BEGIN Data for review

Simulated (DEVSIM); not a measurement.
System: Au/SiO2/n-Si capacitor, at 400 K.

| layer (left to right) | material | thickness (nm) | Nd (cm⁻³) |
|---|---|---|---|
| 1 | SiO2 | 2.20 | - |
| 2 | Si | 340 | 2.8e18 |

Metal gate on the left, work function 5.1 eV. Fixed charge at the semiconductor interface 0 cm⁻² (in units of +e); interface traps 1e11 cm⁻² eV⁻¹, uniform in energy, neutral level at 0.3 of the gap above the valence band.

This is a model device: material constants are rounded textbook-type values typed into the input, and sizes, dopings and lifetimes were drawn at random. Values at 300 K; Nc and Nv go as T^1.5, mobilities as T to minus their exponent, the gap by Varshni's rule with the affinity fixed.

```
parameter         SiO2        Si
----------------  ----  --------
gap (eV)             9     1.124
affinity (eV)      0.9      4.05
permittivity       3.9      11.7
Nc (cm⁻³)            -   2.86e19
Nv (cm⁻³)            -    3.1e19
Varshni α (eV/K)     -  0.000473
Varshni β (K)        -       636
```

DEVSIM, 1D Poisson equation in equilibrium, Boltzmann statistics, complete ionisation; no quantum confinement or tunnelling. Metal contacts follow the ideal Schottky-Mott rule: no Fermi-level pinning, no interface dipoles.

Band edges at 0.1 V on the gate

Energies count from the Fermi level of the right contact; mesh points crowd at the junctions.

END Data for review

Work task:
Restate, please, word for word the span of records running from the first line to the line bearing "Metal gate on", both included, and nothing outside it.

Answer space:
Simulated (DEVSIM); not a measurement.
System: Au/SiO2/n-Si capacitor, at 400 K.

| layer (left to right) | material | thickness (nm) | Nd (cm⁻³) |
|---|---|---|---|
| 1 | SiO2 | 2.20 | - |
| 2 | Si | 340 | 2.8e18 |

Metal gate on the left, work function 5.1 eV. Fixed charge at the semiconductor interface 0 cm⁻² (in units of +e); interface traps 1e11 cm⁻² eV⁻¹, uniform in energy, neutral level at 0.3 of the gap above the valence band.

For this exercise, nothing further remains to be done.